REQUIREMENT ▸
Could you write out the whole listing exactly as it appears?

GIVEN RECORDS ▸
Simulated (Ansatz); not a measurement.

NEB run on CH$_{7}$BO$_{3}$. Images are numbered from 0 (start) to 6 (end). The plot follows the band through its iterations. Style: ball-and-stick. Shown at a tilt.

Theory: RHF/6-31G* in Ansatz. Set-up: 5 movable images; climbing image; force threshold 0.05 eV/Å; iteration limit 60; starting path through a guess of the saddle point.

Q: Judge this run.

RESPONSE ▸
Simulated (Ansatz); not a measurement.

NEB run on CH$_{7}$BO$_{3}$. Images are numbered from 0 (start) to 6 (end). The plot follows the band through its iterations. Style: ball-and-stick. Shown at a tilt.

Theory: RHF/6-31G* in Ansatz. Set-up: 5 movable images; climbing image; force threshold 0.05 eV/Å; iteration limit 60; starting path through a guess of the saddle point.

Q: Judge this run.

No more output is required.